EXERCISE:
Produce an exact copy of the data below.

RECORDED INFORMATION:
——————————

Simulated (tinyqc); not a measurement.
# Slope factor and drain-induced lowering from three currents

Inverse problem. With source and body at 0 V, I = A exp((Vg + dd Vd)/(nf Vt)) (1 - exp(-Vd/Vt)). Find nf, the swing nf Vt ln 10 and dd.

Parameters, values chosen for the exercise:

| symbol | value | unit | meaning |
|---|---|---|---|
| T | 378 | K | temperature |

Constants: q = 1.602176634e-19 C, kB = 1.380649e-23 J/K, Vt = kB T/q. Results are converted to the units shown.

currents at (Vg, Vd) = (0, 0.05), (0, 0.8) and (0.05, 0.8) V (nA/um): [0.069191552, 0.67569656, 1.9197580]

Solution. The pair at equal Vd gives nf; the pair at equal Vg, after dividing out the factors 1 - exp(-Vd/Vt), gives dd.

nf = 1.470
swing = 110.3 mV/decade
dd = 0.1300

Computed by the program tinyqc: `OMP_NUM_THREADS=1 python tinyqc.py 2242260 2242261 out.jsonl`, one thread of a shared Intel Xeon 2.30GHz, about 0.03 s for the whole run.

——————————

SOLUTION:
Simulated (tinyqc); not a measurement.
# Slope factor and drain-induced lowering from three currents

Inverse problem. With source and body at 0 V, I = A exp((Vg + dd Vd)/(nf Vt)) (1 - exp(-Vd/Vt)). Find nf, the swing nf Vt ln 10 and dd.

Parameters, values chosen for the exercise:

| symbol | value | unit | meaning |
|---|---|---|---|
| T | 378 | K | temperature |

Constants: q = 1.602176634e-19 C, kB = 1.380649e-23 J/K, Vt = kB T/q. Results are converted to the units shown.

currents at (Vg, Vd) = (0, 0.05), (0, 0.8) and (0.05, 0.8) V (nA/um): [0.069191552, 0.67569656, 1.9197580]

Solution. The pair at equal Vd gives nf; the pair at equal Vg, after dividing out the factors 1 - exp(-Vd/Vt), gives dd.

nf = 1.470
swing = 110.3 mV/decade
dd = 0.1300

Computed by the program tinyqc: `OMP_NUM_THREADS=1 python tinyqc.py 2242260 2242261 out.jsonl`, one thread of a shared Intel Xeon 2.30GHz, about 0.03 s for the whole run.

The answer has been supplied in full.